-- Opening Marker --

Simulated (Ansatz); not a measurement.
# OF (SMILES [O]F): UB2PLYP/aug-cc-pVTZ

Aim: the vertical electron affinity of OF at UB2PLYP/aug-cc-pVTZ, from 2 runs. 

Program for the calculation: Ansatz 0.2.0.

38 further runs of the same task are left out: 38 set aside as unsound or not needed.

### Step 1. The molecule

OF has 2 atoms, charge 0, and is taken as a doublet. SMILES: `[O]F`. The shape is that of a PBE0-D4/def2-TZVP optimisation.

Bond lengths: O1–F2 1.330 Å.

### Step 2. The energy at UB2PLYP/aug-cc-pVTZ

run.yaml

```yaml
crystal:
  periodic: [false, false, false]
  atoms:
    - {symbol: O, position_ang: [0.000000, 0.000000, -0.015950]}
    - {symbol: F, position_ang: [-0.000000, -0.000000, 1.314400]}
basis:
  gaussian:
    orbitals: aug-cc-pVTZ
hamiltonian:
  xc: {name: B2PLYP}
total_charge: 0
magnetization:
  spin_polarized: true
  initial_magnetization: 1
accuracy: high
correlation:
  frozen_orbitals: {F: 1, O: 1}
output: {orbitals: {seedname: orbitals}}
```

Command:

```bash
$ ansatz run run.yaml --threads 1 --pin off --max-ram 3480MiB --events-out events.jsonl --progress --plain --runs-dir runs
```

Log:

-- Closing Marker --

• Required action: Restate the listing exactly, starting at its first line and ending at the line where "### Step 2. The energy at UB2PLYP/aug-cc-pVTZ" occurs; include both and no other lines.

• Answer space:
Simulated (Ansatz); not a measurement.
# OF (SMILES [O]F): UB2PLYP/aug-cc-pVTZ

Aim: the vertical electron affinity of OF at UB2PLYP/aug-cc-pVTZ, from 2 runs. 

Program for the calculation: Ansatz 0.2.0.

38 further runs of the same task are left out: 38 set aside as unsound or not needed.

### Step 1. The molecule

OF has 2 atoms, charge 0, and is taken as a doublet. SMILES: `[O]F`. The shape is that of a PBE0-D4/def2-TZVP optimisation.

Bond lengths: O1–F2 1.330 Å.

### Step 2. The energy at UB2PLYP/aug-cc-pVTZ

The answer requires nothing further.